— Work order —
Of the lines below, write out exactly those from the line with "- Redlich-Kwong: mean" through the line with "- Soave-Redlich-Kwong: mean", both included, and skip the rest.

— Extracted records —
=-=-=

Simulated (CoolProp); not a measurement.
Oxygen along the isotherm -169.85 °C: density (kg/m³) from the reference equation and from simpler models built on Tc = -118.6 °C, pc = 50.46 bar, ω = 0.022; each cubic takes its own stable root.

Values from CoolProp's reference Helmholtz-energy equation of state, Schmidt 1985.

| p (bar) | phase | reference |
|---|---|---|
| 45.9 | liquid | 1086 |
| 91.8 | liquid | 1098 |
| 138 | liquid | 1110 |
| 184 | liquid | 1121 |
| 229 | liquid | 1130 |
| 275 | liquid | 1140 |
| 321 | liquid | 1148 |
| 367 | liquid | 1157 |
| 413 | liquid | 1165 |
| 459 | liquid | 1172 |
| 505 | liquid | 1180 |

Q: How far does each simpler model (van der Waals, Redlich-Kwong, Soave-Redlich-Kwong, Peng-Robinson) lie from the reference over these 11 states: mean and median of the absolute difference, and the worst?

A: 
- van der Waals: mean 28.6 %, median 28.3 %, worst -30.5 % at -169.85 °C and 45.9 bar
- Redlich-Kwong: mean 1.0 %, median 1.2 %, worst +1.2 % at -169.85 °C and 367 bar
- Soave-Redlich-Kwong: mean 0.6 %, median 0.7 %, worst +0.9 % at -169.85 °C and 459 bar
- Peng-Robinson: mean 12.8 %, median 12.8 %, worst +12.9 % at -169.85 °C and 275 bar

=-=-=

— Task output —
- Redlich-Kwong: mean 1.0 %, median 1.2 %, worst +1.2 % at -169.85 °C and 367 bar
- Soave-Redlich-Kwong: mean 0.6 %, median 0.7 %, worst +0.9 % at -169.85 °C and 459 bar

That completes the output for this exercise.